# Assignment
Output everything in the listing exactly.

# Entries provided
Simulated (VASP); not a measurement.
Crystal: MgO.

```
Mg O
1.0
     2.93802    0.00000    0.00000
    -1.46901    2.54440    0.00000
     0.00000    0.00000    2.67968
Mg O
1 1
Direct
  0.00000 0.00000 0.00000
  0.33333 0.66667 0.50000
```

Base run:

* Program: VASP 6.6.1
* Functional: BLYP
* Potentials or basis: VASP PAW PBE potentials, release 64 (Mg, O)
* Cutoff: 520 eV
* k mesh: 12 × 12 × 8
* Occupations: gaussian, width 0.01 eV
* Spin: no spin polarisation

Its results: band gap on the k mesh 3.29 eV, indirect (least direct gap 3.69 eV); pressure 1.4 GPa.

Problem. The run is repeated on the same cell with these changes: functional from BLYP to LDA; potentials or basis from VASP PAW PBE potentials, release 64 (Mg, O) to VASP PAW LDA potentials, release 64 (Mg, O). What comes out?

# Task output
Simulated (VASP); not a measurement.
Crystal: MgO.

```
Mg O
1.0
     2.93802    0.00000    0.00000
    -1.46901    2.54440    0.00000
     0.00000    0.00000    2.67968
Mg O
1 1
Direct
  0.00000 0.00000 0.00000
  0.33333 0.66667 0.50000
```

Base run:

* Program: VASP 6.6.1
* Functional: BLYP
* Potentials or basis: VASP PAW PBE potentials, release 64 (Mg, O)
* Cutoff: 520 eV
* k mesh: 12 × 12 × 8
* Occupations: gaussian, width 0.01 eV
* Spin: no spin polarisation

Its results: band gap on the k mesh 3.29 eV, indirect (least direct gap 3.69 eV); pressure 1.4 GPa.

Problem. The run is repeated on the same cell with these changes: functional from BLYP to LDA; potentials or basis from VASP PAW PBE potentials, release 64 (Mg, O) to VASP PAW LDA potentials, release 64 (Mg, O). What comes out?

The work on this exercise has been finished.